Required action
Print out the records in full, keeping each word unchanged.

----------------
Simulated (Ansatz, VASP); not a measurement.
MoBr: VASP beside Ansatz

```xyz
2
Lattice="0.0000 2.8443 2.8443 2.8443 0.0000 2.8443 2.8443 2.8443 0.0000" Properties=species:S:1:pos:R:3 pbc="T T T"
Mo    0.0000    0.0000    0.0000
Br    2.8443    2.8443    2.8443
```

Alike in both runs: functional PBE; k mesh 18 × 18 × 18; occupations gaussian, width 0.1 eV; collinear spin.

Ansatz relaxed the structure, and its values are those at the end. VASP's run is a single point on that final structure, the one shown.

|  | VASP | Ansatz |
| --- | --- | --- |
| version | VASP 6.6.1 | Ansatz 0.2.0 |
----------------

Response box
Simulated (Ansatz, VASP); not a measurement.
MoBr: VASP beside Ansatz

```xyz
2
Lattice="0.0000 2.8443 2.8443 2.8443 0.0000 2.8443 2.8443 2.8443 0.0000" Properties=species:S:1:pos:R:3 pbc="T T T"
Mo    0.0000    0.0000    0.0000
Br    2.8443    2.8443    2.8443
```

Alike in both runs: functional PBE; k mesh 18 × 18 × 18; occupations gaussian, width 0.1 eV; collinear spin.

Ansatz relaxed the structure, and its values are those at the end. VASP's run is a single point on that final structure, the one shown.

|  | VASP | Ansatz |
| --- | --- | --- |
| version | VASP 6.6.1 | Ansatz 0.2.0 |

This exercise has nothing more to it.